* _BRIEF_
Copy the data precisely, keeping every character.

▬▬▬▬▬▬

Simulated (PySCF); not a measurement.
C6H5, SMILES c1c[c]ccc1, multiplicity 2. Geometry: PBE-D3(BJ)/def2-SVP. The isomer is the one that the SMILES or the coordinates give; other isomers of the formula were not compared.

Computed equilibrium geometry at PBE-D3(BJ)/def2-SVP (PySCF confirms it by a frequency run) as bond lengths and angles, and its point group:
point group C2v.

▬▬▬▬▬▬

* _EXPECTED ANSWER_
Simulated (PySCF); not a measurement.
C6H5, SMILES c1c[c]ccc1, multiplicity 2. Geometry: PBE-D3(BJ)/def2-SVP. The isomer is the one that the SMILES or the coordinates give; other isomers of the formula were not compared.

Computed equilibrium geometry at PBE-D3(BJ)/def2-SVP (PySCF confirms it by a frequency run) as bond lengths and angles, and its point group:
point group C2v.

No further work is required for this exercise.